Repeat exactly the lines from the start of the records below through the line that contains "6.3 | 0.02 |", including both.

##### GIVEN RECORDS

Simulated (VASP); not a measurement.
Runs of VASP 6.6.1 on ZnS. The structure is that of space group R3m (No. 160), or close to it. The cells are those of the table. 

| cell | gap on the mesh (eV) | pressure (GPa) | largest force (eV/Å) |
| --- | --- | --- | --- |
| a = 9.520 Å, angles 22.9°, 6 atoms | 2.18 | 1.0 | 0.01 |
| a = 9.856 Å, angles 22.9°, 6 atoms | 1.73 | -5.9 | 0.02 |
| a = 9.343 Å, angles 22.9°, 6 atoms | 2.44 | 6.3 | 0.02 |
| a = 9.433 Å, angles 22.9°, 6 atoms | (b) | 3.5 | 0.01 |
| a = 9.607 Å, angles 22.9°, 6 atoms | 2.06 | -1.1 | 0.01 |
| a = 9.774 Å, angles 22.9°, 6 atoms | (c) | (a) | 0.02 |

##########

*TASK ANSWER*.
Simulated (VASP); not a measurement.
Runs of VASP 6.6.1 on ZnS. The structure is that of space group R3m (No. 160), or close to it. The cells are those of the table. 

| cell | gap on the mesh (eV) | pressure (GPa) | largest force (eV/Å) |
| --- | --- | --- | --- |
| a = 9.520 Å, angles 22.9°, 6 atoms | 2.18 | 1.0 | 0.01 |
| a = 9.856 Å, angles 22.9°, 6 atoms | 1.73 | -5.9 | 0.02 |
| a = 9.343 Å, angles 22.9°, 6 atoms | 2.44 | 6.3 | 0.02 |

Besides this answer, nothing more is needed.